━━━━━ PROVIDED INFORMATION ━━━━━
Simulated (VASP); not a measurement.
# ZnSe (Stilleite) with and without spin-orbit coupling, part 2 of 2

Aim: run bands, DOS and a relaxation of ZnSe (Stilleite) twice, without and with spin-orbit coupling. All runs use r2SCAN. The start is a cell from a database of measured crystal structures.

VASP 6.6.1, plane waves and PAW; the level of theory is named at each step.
━━━━━

Copy every line of the listing, exact to the last character.

Simulated (VASP); not a measurement.
# ZnSe (Stilleite) with and without spin-orbit coupling, part 2 of 2

Aim: run bands, DOS and a relaxation of ZnSe (Stilleite) twice, without and with spin-orbit coupling. All runs use r2SCAN. The start is a cell from a database of measured crystal structures.

VASP 6.6.1, plane waves and PAW; the level of theory is named at each step.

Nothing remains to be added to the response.